■ EXTRACTED RECORDS ■
* * * *

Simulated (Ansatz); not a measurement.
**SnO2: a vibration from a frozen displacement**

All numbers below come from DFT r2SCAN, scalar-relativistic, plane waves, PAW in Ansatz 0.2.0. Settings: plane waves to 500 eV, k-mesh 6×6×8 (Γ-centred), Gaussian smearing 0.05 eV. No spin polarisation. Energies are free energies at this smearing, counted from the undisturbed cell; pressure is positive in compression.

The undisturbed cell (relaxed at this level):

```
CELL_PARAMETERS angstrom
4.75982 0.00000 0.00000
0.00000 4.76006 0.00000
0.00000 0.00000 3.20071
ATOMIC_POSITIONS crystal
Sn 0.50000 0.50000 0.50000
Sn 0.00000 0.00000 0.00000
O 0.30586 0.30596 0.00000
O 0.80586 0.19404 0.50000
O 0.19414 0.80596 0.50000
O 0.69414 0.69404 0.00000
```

* * * *

■ ACTIVITY ■
Write down all of the records again, word for word.

■ TASK RESPONSE ■
Simulated (Ansatz); not a measurement.
**SnO2: a vibration from a frozen displacement**

All numbers below come from DFT r2SCAN, scalar-relativistic, plane waves, PAW in Ansatz 0.2.0. Settings: plane waves to 500 eV, k-mesh 6×6×8 (Γ-centred), Gaussian smearing 0.05 eV. No spin polarisation. Energies are free energies at this smearing, counted from the undisturbed cell; pressure is positive in compression.

The undisturbed cell (relaxed at this level):

```
CELL_PARAMETERS angstrom
4.75982 0.00000 0.00000
0.00000 4.76006 0.00000
0.00000 0.00000 3.20071
ATOMIC_POSITIONS crystal
Sn 0.50000 0.50000 0.50000
Sn 0.00000 0.00000 0.00000
O 0.30586 0.30596 0.00000
O 0.80586 0.19404 0.50000
O 0.19414 0.80596 0.50000
O 0.69414 0.69404 0.00000
```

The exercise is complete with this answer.